** REQUIREMENT **
How do the records below read from their first line through the line containing "Answer: HCO3- (65"? Write those lines out exactly.

━━ SUPPLIED RECORDS ━━

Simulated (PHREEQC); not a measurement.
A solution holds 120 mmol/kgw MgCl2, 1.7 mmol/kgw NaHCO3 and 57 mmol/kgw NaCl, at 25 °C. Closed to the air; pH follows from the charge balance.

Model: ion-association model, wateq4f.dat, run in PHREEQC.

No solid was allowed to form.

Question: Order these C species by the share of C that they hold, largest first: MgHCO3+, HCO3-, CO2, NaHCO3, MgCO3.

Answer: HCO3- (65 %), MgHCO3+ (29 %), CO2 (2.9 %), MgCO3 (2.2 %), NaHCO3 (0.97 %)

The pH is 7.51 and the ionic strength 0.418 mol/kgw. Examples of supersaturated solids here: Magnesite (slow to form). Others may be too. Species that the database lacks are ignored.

━━━

** WRITTEN RESPONSE **
Simulated (PHREEQC); not a measurement.
A solution holds 120 mmol/kgw MgCl2, 1.7 mmol/kgw NaHCO3 and 57 mmol/kgw NaCl, at 25 °C. Closed to the air; pH follows from the charge balance.

Model: ion-association model, wateq4f.dat, run in PHREEQC.

No solid was allowed to form.

Question: Order these C species by the share of C that they hold, largest first: MgHCO3+, HCO3-, CO2, NaHCO3, MgCO3.

Answer: HCO3- (65 %), MgHCO3+ (29 %), CO2 (2.9 %), MgCO3 (2.2 %), NaHCO3 (0.97 %)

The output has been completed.